:: Supplied entries ::

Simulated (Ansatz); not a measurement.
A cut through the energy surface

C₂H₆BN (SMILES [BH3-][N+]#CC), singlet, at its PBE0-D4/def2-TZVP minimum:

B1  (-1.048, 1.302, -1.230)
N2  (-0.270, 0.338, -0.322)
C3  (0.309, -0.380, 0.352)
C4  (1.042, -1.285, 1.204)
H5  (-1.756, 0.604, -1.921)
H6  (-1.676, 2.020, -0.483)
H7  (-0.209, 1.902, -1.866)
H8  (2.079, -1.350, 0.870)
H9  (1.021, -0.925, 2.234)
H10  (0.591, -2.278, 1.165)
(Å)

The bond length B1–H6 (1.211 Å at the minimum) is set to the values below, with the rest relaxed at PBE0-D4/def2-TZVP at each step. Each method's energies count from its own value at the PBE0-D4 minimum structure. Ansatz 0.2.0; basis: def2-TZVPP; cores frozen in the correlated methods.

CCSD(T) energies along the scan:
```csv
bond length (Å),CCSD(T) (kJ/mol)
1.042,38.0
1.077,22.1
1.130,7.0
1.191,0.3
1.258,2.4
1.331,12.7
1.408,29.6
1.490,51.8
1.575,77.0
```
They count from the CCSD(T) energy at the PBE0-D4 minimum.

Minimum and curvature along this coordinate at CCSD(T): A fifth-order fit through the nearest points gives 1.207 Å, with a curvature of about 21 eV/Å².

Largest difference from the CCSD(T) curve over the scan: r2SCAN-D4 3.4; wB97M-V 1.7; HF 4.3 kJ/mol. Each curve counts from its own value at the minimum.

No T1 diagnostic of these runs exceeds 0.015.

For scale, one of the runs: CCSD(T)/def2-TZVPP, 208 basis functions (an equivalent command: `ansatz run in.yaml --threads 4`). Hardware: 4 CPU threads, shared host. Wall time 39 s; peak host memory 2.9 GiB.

:::

Required action = Each line from the top of the material above through the line containing "No T1 diagnostic of these runs exceeds 0.015." must be output exactly, and no other line.

Exercise result =
Simulated (Ansatz); not a measurement.
A cut through the energy surface

C₂H₆BN (SMILES [BH3-][N+]#CC), singlet, at its PBE0-D4/def2-TZVP minimum:

B1  (-1.048, 1.302, -1.230)
N2  (-0.270, 0.338, -0.322)
C3  (0.309, -0.380, 0.352)
C4  (1.042, -1.285, 1.204)
H5  (-1.756, 0.604, -1.921)
H6  (-1.676, 2.020, -0.483)
H7  (-0.209, 1.902, -1.866)
H8  (2.079, -1.350, 0.870)
H9  (1.021, -0.925, 2.234)
H10  (0.591, -2.278, 1.165)
(Å)

The bond length B1–H6 (1.211 Å at the minimum) is set to the values below, with the rest relaxed at PBE0-D4/def2-TZVP at each step. Each method's energies count from its own value at the PBE0-D4 minimum structure. Ansatz 0.2.0; basis: def2-TZVPP; cores frozen in the correlated methods.

CCSD(T) energies along the scan:
```csv
bond length (Å),CCSD(T) (kJ/mol)
1.042,38.0
1.077,22.1
1.130,7.0
1.191,0.3
1.258,2.4
1.331,12.7
1.408,29.6
1.490,51.8
1.575,77.0
```
They count from the CCSD(T) energy at the PBE0-D4 minimum.

Minimum and curvature along this coordinate at CCSD(T): A fifth-order fit through the nearest points gives 1.207 Å, with a curvature of about 21 eV/Å².

Largest difference from the CCSD(T) curve over the scan: r2SCAN-D4 3.4; wB97M-V 1.7; HF 4.3 kJ/mol. Each curve counts from its own value at the minimum.

No T1 diagnostic of these runs exceeds 0.015.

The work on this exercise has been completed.